# Requirement:
Every entry should be copied exactly, with nothing added or dropped.

# Data excerpts:
Content starts
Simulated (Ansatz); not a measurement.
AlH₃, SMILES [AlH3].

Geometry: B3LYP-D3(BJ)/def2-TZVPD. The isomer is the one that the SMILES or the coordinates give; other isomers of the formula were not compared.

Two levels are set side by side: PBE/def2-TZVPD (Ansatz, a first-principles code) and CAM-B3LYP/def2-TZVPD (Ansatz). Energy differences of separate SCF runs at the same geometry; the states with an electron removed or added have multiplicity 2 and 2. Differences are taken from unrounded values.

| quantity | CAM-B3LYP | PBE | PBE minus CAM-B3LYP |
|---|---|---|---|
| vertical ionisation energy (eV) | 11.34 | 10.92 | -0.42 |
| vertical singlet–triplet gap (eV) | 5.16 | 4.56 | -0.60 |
Content ends

# Expected answer:
Simulated (Ansatz); not a measurement.
AlH₃, SMILES [AlH3].

Geometry: B3LYP-D3(BJ)/def2-TZVPD. The isomer is the one that the SMILES or the coordinates give; other isomers of the formula were not compared.

Two levels are set side by side: PBE/def2-TZVPD (Ansatz, a first-principles code) and CAM-B3LYP/def2-TZVPD (Ansatz). Energy differences of separate SCF runs at the same geometry; the states with an electron removed or added have multiplicity 2 and 2. Differences are taken from unrounded values.

| quantity | CAM-B3LYP | PBE | PBE minus CAM-B3LYP |
|---|---|---|---|
| vertical ionisation energy (eV) | 11.34 | 10.92 | -0.42 |
| vertical singlet–triplet gap (eV) | 5.16 | 4.56 | -0.60 |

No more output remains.